Excerpted data Start Marker
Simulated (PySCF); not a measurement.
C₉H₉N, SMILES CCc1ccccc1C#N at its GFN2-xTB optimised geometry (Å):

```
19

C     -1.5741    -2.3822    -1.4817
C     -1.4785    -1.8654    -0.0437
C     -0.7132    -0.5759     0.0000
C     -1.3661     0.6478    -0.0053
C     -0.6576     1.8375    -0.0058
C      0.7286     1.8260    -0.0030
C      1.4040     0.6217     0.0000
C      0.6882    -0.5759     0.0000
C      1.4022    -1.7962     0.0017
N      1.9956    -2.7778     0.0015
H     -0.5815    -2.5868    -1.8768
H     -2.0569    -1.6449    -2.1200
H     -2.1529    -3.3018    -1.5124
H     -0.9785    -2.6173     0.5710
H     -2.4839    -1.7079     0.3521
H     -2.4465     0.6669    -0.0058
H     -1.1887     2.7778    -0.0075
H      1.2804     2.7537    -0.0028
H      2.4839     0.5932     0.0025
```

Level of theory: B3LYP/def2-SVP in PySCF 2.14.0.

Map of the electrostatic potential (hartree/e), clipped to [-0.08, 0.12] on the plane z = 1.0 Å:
Excerpted data End Marker

**Work request:** Give the listing once more, unchanged in every line.

**Task response:**
Simulated (PySCF); not a measurement.
C₉H₉N, SMILES CCc1ccccc1C#N at its GFN2-xTB optimised geometry (Å):

```
19

C     -1.5741    -2.3822    -1.4817
C     -1.4785    -1.8654    -0.0437
C     -0.7132    -0.5759     0.0000
C     -1.3661     0.6478    -0.0053
C     -0.6576     1.8375    -0.0058
C      0.7286     1.8260    -0.0030
C      1.4040     0.6217     0.0000
C      0.6882    -0.5759     0.0000
C      1.4022    -1.7962     0.0017
N      1.9956    -2.7778     0.0015
H     -0.5815    -2.5868    -1.8768
H     -2.0569    -1.6449    -2.1200
H     -2.1529    -3.3018    -1.5124
H     -0.9785    -2.6173     0.5710
H     -2.4839    -1.7079     0.3521
H     -2.4465     0.6669    -0.0058
H     -1.1887     2.7778    -0.0075
H      1.2804     2.7537    -0.0028
H      2.4839     0.5932     0.0025
```

Level of theory: B3LYP/def2-SVP in PySCF 2.14.0.

Map of the electrostatic potential (hartree/e), clipped to [-0.08, 0.12] on the plane z = 1.0 Å:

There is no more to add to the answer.